### Data provided ###

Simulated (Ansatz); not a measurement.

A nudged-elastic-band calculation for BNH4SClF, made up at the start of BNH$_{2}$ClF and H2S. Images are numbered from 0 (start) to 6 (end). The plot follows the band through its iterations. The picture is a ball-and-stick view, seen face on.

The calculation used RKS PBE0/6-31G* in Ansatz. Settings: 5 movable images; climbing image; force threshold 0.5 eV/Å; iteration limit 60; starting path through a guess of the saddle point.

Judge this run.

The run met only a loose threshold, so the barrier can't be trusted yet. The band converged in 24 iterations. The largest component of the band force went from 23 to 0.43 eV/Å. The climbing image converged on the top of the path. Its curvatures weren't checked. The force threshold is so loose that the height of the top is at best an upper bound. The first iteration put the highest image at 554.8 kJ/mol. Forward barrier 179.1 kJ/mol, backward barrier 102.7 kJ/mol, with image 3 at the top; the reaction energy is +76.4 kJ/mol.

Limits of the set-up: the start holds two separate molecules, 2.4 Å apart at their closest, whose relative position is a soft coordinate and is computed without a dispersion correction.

###

# Assignment
Please print each entry once more, exactly as it reads.

# Problem solution
Simulated (Ansatz); not a measurement.

A nudged-elastic-band calculation for BNH4SClF, made up at the start of BNH$_{2}$ClF and H2S. Images are numbered from 0 (start) to 6 (end). The plot follows the band through its iterations. The picture is a ball-and-stick view, seen face on.

The calculation used RKS PBE0/6-31G* in Ansatz. Settings: 5 movable images; climbing image; force threshold 0.5 eV/Å; iteration limit 60; starting path through a guess of the saddle point.

Judge this run.

The run met only a loose threshold, so the barrier can't be trusted yet. The band converged in 24 iterations. The largest component of the band force went from 23 to 0.43 eV/Å. The climbing image converged on the top of the path. Its curvatures weren't checked. The force threshold is so loose that the height of the top is at best an upper bound. The first iteration put the highest image at 554.8 kJ/mol. Forward barrier 179.1 kJ/mol, backward barrier 102.7 kJ/mol, with image 3 at the top; the reaction energy is +76.4 kJ/mol.

Limits of the set-up: the start holds two separate molecules, 2.4 Å apart at their closest, whose relative position is a soft coordinate and is computed without a dispersion correction.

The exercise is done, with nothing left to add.